* * * *
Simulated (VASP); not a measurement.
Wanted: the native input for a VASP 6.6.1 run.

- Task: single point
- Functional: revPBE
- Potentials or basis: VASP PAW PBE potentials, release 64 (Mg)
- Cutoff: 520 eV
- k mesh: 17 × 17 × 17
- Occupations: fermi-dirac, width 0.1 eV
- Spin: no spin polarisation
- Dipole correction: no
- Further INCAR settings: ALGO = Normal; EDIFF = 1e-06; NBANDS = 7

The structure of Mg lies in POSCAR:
* * * *

• _WORK ITEM_
Give the data again, exactly.

• _EXERCISE RESULT_
Simulated (VASP); not a measurement.
Wanted: the native input for a VASP 6.6.1 run.

- Task: single point
- Functional: revPBE
- Potentials or basis: VASP PAW PBE potentials, release 64 (Mg)
- Cutoff: 520 eV
- k mesh: 17 × 17 × 17
- Occupations: fermi-dirac, width 0.1 eV
- Spin: no spin polarisation
- Dipole correction: no
- Further INCAR settings: ALGO = Normal; EDIFF = 1e-06; NBANDS = 7

The structure of Mg lies in POSCAR:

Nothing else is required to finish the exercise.